Assigned task. Please reproduce the data below exactly, from the first line to the last.

Data for analysis.
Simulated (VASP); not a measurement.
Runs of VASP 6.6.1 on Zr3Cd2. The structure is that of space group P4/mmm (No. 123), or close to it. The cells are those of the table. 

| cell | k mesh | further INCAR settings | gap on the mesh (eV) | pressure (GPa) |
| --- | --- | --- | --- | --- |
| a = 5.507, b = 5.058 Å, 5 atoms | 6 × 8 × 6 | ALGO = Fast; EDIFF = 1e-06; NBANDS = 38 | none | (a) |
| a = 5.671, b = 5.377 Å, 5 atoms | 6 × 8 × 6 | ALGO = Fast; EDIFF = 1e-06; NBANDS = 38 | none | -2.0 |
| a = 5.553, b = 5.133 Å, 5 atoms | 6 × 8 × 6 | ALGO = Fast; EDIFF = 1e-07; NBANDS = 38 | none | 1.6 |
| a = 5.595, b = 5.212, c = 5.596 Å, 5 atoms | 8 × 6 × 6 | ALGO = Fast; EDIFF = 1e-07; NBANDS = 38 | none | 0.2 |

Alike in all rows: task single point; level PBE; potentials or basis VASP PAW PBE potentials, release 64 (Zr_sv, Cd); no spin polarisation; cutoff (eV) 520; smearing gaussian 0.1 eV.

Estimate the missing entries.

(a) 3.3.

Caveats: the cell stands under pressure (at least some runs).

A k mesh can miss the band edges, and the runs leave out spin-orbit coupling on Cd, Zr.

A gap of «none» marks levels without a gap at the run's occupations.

Response area.
Simulated (VASP); not a measurement.
Runs of VASP 6.6.1 on Zr3Cd2. The structure is that of space group P4/mmm (No. 123), or close to it. The cells are those of the table. 

| cell | k mesh | further INCAR settings | gap on the mesh (eV) | pressure (GPa) |
| --- | --- | --- | --- | --- |
| a = 5.507, b = 5.058 Å, 5 atoms | 6 × 8 × 6 | ALGO = Fast; EDIFF = 1e-06; NBANDS = 38 | none | (a) |
| a = 5.671, b = 5.377 Å, 5 atoms | 6 × 8 × 6 | ALGO = Fast; EDIFF = 1e-06; NBANDS = 38 | none | -2.0 |
| a = 5.553, b = 5.133 Å, 5 atoms | 6 × 8 × 6 | ALGO = Fast; EDIFF = 1e-07; NBANDS = 38 | none | 1.6 |
| a = 5.595, b = 5.212, c = 5.596 Å, 5 atoms | 8 × 6 × 6 | ALGO = Fast; EDIFF = 1e-07; NBANDS = 38 | none | 0.2 |

Alike in all rows: task single point; level PBE; potentials or basis VASP PAW PBE potentials, release 64 (Zr_sv, Cd); no spin polarisation; cutoff (eV) 520; smearing gaussian 0.1 eV.

Estimate the missing entries.

(a) 3.3.

Caveats: the cell stands under pressure (at least some runs).

A k mesh can miss the band edges, and the runs leave out spin-orbit coupling on Cd, Zr.

A gap of «none» marks levels without a gap at the run's occupations.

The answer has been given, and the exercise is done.